BRIEF
Beginning with the first line below, please repeat the material exactly, ending with the line that includes "The guessed cell".

DATA
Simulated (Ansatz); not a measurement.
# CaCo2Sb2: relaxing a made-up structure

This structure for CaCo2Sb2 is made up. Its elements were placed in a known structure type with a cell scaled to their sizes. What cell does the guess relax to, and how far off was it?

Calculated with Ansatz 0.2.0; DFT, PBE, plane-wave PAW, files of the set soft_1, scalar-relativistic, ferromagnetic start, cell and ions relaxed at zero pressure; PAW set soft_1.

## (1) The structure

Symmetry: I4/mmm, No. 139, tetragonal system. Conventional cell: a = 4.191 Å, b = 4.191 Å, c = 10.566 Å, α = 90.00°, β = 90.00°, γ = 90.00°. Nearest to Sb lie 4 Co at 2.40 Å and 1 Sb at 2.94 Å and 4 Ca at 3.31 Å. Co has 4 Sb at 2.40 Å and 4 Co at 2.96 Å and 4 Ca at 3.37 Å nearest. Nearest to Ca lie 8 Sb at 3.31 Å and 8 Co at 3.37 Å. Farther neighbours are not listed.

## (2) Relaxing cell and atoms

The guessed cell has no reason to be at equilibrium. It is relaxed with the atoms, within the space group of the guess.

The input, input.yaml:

REPLY
Simulated (Ansatz); not a measurement.
# CaCo2Sb2: relaxing a made-up structure

This structure for CaCo2Sb2 is made up. Its elements were placed in a known structure type with a cell scaled to their sizes. What cell does the guess relax to, and how far off was it?

Calculated with Ansatz 0.2.0; DFT, PBE, plane-wave PAW, files of the set soft_1, scalar-relativistic, ferromagnetic start, cell and ions relaxed at zero pressure; PAW set soft_1.

## (1) The structure

Symmetry: I4/mmm, No. 139, tetragonal system. Conventional cell: a = 4.191 Å, b = 4.191 Å, c = 10.566 Å, α = 90.00°, β = 90.00°, γ = 90.00°. Nearest to Sb lie 4 Co at 2.40 Å and 1 Sb at 2.94 Å and 4 Ca at 3.31 Å. Co has 4 Sb at 2.40 Å and 4 Co at 2.96 Å and 4 Ca at 3.37 Å nearest. Nearest to Ca lie 8 Sb at 3.31 Å and 8 Co at 3.37 Å. Farther neighbours are not listed.

## (2) Relaxing cell and atoms

The guessed cell has no reason to be at equilibrium. It is relaxed with the atoms, within the space group of the guess.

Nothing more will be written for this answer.